_RECORD SET_
________
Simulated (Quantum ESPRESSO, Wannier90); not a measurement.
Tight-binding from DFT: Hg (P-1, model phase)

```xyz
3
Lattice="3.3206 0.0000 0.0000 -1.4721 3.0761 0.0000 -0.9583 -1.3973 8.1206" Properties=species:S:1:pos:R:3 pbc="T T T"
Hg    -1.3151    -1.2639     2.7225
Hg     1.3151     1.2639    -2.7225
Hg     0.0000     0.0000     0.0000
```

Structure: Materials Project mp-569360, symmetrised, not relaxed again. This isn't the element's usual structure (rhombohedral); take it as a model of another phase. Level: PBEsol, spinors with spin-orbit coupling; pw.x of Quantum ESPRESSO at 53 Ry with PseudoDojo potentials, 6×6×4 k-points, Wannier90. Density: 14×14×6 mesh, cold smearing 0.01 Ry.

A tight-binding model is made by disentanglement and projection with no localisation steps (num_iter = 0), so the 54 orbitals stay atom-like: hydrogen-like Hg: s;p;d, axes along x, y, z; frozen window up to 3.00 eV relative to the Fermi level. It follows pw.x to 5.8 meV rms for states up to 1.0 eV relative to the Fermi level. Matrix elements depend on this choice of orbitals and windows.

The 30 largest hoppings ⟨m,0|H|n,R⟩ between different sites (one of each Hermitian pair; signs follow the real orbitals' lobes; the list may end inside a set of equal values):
________

_REQUIRED ACTION_
Beginning at the first line of the records, give again each line exactly as written, ending with the line that contains "A tight-binding model".

_SOLUTION_
Simulated (Quantum ESPRESSO, Wannier90); not a measurement.
Tight-binding from DFT: Hg (P-1, model phase)

```xyz
3
Lattice="3.3206 0.0000 0.0000 -1.4721 3.0761 0.0000 -0.9583 -1.3973 8.1206" Properties=species:S:1:pos:R:3 pbc="T T T"
Hg    -1.3151    -1.2639     2.7225
Hg     1.3151     1.2639    -2.7225
Hg     0.0000     0.0000     0.0000
```

Structure: Materials Project mp-569360, symmetrised, not relaxed again. This isn't the element's usual structure (rhombohedral); take it as a model of another phase. Level: PBEsol, spinors with spin-orbit coupling; pw.x of Quantum ESPRESSO at 53 Ry with PseudoDojo potentials, 6×6×4 k-points, Wannier90. Density: 14×14×6 mesh, cold smearing 0.01 Ry.

A tight-binding model is made by disentanglement and projection with no localisation steps (num_iter = 0), so the 54 orbitals stay atom-like: hydrogen-like Hg: s;p;d, axes along x, y, z; frozen window up to 3.00 eV relative to the Fermi level. It follows pw.x to 5.8 meV rms for states up to 1.0 eV relative to the Fermi level. Matrix elements depend on this choice of orbitals and windows.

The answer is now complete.